*WORK TASK*:
Start to finish, repeat the records exactly.

**** SUPPLIED INFORMATION ****

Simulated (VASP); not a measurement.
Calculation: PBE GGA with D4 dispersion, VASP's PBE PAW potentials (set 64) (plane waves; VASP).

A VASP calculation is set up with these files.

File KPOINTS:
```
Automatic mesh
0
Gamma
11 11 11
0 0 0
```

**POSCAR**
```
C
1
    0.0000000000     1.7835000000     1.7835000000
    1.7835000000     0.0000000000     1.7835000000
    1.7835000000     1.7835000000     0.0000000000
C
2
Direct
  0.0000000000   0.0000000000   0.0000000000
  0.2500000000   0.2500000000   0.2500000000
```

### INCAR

****

*WRITTEN RESPONSE*:
Simulated (VASP); not a measurement.
Calculation: PBE GGA with D4 dispersion, VASP's PBE PAW potentials (set 64) (plane waves; VASP).

A VASP calculation is set up with these files.

File KPOINTS:
```
Automatic mesh
0
Gamma
11 11 11
0 0 0
```

**POSCAR**
```
C
1
    0.0000000000     1.7835000000     1.7835000000
    1.7835000000     0.0000000000     1.7835000000
    1.7835000000     1.7835000000     0.0000000000
C
2
Direct
  0.0000000000   0.0000000000   0.0000000000
  0.2500000000   0.2500000000   0.2500000000
```

### INCAR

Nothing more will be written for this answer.